■ Action item
Every line below between the one holding "0.34 | -0.011 |" and the one holding "0.661 | +0.0061 |", inclusive, should be copied exactly, and no other line.

++++ Excerpted data ++++

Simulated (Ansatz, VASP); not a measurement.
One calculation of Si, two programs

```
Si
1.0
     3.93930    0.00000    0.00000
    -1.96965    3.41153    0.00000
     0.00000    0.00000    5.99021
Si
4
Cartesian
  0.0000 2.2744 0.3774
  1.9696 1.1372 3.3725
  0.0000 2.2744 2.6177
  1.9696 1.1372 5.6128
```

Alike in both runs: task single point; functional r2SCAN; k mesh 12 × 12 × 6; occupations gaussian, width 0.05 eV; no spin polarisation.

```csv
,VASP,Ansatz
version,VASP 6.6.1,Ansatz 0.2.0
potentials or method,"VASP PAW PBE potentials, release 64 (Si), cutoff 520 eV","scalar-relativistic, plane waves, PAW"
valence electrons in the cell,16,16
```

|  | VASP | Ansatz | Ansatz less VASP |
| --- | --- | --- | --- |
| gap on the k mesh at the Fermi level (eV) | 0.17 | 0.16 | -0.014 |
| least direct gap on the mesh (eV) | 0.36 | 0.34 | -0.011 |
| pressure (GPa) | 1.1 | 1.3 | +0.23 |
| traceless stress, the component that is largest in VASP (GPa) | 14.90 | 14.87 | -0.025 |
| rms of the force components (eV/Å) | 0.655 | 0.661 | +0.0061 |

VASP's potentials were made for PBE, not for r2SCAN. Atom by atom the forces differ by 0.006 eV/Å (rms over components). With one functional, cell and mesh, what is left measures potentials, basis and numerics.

++++

■ Your solution
| least direct gap on the mesh (eV) | 0.36 | 0.34 | -0.011 |
| pressure (GPa) | 1.1 | 1.3 | +0.23 |
| traceless stress, the component that is largest in VASP (GPa) | 14.90 | 14.87 | -0.025 |
| rms of the force components (eV/Å) | 0.655 | 0.661 | +0.0061 |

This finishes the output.